■ Data extract:
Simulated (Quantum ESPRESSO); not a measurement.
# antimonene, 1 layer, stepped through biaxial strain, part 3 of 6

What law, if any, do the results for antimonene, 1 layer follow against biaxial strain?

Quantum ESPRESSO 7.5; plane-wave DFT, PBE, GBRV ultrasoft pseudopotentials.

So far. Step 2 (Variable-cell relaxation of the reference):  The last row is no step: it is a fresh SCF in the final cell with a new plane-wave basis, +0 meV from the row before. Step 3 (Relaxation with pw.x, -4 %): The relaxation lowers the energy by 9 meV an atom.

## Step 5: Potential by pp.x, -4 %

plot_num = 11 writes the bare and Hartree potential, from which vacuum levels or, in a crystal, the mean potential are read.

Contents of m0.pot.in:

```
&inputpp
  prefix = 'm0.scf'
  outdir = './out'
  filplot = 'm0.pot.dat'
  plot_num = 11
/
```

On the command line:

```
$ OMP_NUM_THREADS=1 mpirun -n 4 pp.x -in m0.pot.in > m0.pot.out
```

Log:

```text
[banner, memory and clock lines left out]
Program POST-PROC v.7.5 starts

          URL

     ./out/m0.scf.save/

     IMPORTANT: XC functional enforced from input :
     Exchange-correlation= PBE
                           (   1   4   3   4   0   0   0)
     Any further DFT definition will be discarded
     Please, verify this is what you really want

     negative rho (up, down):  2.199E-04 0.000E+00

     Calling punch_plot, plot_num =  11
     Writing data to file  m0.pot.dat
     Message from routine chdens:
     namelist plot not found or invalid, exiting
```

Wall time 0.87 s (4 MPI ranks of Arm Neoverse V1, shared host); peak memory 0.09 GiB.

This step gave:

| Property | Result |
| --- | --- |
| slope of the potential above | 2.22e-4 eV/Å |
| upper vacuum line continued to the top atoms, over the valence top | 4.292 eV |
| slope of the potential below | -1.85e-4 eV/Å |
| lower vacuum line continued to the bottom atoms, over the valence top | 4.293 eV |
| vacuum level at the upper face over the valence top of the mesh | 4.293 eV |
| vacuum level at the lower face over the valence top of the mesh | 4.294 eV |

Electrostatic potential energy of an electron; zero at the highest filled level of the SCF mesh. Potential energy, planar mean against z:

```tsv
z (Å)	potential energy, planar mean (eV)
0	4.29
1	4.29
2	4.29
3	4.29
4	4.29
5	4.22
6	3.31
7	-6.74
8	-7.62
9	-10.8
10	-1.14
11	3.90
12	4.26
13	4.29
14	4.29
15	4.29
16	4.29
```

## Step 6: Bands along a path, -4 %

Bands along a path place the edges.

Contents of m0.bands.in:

■ Work item: Copy word for word the stretch of entries above from the line that has "What law, if" through the line that has "-1.85e-4 eV/Å |", both ends included, and nothing outside it.

■ Exercise result:
What law, if any, do the results for antimonene, 1 layer follow against biaxial strain?

Quantum ESPRESSO 7.5; plane-wave DFT, PBE, GBRV ultrasoft pseudopotentials.

So far. Step 2 (Variable-cell relaxation of the reference):  The last row is no step: it is a fresh SCF in the final cell with a new plane-wave basis, +0 meV from the row before. Step 3 (Relaxation with pw.x, -4 %): The relaxation lowers the energy by 9 meV an atom.

## Step 5: Potential by pp.x, -4 %

plot_num = 11 writes the bare and Hartree potential, from which vacuum levels or, in a crystal, the mean potential are read.

Contents of m0.pot.in:

```
&inputpp
  prefix = 'm0.scf'
  outdir = './out'
  filplot = 'm0.pot.dat'
  plot_num = 11
/
```

On the command line:

```
$ OMP_NUM_THREADS=1 mpirun -n 4 pp.x -in m0.pot.in > m0.pot.out
```

Log:

```text
[banner, memory and clock lines left out]
Program POST-PROC v.7.5 starts

          URL

     ./out/m0.scf.save/

     IMPORTANT: XC functional enforced from input :
     Exchange-correlation= PBE
                           (   1   4   3   4   0   0   0)
     Any further DFT definition will be discarded
     Please, verify this is what you really want

     negative rho (up, down):  2.199E-04 0.000E+00

     Calling punch_plot, plot_num =  11
     Writing data to file  m0.pot.dat
     Message from routine chdens:
     namelist plot not found or invalid, exiting
```

Wall time 0.87 s (4 MPI ranks of Arm Neoverse V1, shared host); peak memory 0.09 GiB.

This step gave:

| Property | Result |
| --- | --- |
| slope of the potential above | 2.22e-4 eV/Å |
| upper vacuum line continued to the top atoms, over the valence top | 4.292 eV |
| slope of the potential below | -1.85e-4 eV/Å |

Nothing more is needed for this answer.